Segment Open

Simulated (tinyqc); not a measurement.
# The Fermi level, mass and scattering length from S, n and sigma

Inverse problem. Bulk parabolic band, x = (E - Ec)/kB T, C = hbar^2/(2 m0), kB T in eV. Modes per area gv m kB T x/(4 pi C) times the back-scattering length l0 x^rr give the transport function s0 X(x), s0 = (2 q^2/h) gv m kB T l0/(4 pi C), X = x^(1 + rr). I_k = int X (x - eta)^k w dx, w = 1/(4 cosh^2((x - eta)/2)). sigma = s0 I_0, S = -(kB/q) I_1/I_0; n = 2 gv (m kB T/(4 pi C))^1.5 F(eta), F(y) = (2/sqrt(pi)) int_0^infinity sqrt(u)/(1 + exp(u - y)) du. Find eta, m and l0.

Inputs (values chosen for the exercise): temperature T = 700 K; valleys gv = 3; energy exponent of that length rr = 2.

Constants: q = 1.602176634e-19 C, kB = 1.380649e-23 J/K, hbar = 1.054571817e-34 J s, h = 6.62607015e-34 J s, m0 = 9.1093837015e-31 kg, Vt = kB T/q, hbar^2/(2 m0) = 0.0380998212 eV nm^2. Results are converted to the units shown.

Segment Closed

REQUIRED ACTION
Begin with the line above that has "Inverse problem. Bulk" and continue through the line that has "Inputs (values chosen", setting each one down exactly. Stop there.

ANSWER SECTION
Inverse problem. Bulk parabolic band, x = (E - Ec)/kB T, C = hbar^2/(2 m0), kB T in eV. Modes per area gv m kB T x/(4 pi C) times the back-scattering length l0 x^rr give the transport function s0 X(x), s0 = (2 q^2/h) gv m kB T l0/(4 pi C), X = x^(1 + rr). I_k = int X (x - eta)^k w dx, w = 1/(4 cosh^2((x - eta)/2)). sigma = s0 I_0, S = -(kB/q) I_1/I_0; n = 2 gv (m kB T/(4 pi C))^1.5 F(eta), F(y) = (2/sqrt(pi)) int_0^infinity sqrt(u)/(1 + exp(u - y)) du. Find eta, m and l0.

Inputs (values chosen for the exercise): temperature T = 700 K; valleys gv = 3; energy exponent of that length rr = 2.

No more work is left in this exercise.